### Assignment
Write out all of the data again, exactly as it reads.

### Supplied records
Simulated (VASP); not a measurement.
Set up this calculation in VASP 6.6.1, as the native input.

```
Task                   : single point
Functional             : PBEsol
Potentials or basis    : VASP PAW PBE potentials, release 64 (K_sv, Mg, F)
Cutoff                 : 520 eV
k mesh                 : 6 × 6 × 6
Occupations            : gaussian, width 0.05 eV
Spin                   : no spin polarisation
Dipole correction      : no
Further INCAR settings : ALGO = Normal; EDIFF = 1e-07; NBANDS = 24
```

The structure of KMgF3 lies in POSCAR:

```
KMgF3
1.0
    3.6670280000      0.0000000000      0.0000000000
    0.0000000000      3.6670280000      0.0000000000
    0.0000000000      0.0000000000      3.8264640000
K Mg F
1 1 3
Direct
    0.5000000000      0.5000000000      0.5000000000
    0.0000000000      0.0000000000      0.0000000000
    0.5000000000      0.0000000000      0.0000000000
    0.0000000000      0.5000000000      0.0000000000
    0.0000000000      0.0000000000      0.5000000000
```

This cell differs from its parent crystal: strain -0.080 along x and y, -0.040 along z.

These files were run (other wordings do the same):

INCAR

### Result
Simulated (VASP); not a measurement.
Set up this calculation in VASP 6.6.1, as the native input.

```
Task                   : single point
Functional             : PBEsol
Potentials or basis    : VASP PAW PBE potentials, release 64 (K_sv, Mg, F)
Cutoff                 : 520 eV
k mesh                 : 6 × 6 × 6
Occupations            : gaussian, width 0.05 eV
Spin                   : no spin polarisation
Dipole correction      : no
Further INCAR settings : ALGO = Normal; EDIFF = 1e-07; NBANDS = 24
```

The structure of KMgF3 lies in POSCAR:

```
KMgF3
1.0
    3.6670280000      0.0000000000      0.0000000000
    0.0000000000      3.6670280000      0.0000000000
    0.0000000000      0.0000000000      3.8264640000
K Mg F
1 1 3
Direct
    0.5000000000      0.5000000000      0.5000000000
    0.0000000000      0.0000000000      0.0000000000
    0.5000000000      0.0000000000      0.0000000000
    0.0000000000      0.5000000000      0.0000000000
    0.0000000000      0.0000000000      0.5000000000
```

This cell differs from its parent crystal: strain -0.080 along x and y, -0.040 along z.

These files were run (other wordings do the same):

INCAR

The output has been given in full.